WORK REQUEST :: Return, unaltered, every line from the beginning of the material below up to and including the one with "Orthographic view. Atoms".

DATASET: Begin
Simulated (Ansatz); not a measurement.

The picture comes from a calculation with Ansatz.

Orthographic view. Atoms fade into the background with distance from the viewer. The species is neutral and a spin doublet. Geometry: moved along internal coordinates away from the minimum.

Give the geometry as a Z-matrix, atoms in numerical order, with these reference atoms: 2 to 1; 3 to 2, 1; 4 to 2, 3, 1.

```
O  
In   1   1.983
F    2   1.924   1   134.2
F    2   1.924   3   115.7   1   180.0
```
DATASET: End

EXERCISE SOLUTION ::
Simulated (Ansatz); not a measurement.

The picture comes from a calculation with Ansatz.

Orthographic view. Atoms fade into the background with distance from the viewer. The species is neutral and a spin doublet. Geometry: moved along internal coordinates away from the minimum.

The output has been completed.